**Required action**: Starting with the first line and ending with the last, transcribe the data exactly.

**Source data**:
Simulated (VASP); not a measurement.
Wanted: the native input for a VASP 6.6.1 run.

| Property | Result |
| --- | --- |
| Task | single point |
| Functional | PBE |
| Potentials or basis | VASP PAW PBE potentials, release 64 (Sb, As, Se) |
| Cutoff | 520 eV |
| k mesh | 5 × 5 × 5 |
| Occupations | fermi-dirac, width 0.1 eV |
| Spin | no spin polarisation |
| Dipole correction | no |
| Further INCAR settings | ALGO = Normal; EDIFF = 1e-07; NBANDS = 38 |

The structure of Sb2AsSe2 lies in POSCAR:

**Response**:
Simulated (VASP); not a measurement.
Wanted: the native input for a VASP 6.6.1 run.

| Property | Result |
| --- | --- |
| Task | single point |
| Functional | PBE |
| Potentials or basis | VASP PAW PBE potentials, release 64 (Sb, As, Se) |
| Cutoff | 520 eV |
| k mesh | 5 × 5 × 5 |
| Occupations | fermi-dirac, width 0.1 eV |
| Spin | no spin polarisation |
| Dipole correction | no |
| Further INCAR settings | ALGO = Normal; EDIFF = 1e-07; NBANDS = 38 |

The structure of Sb2AsSe2 lies in POSCAR:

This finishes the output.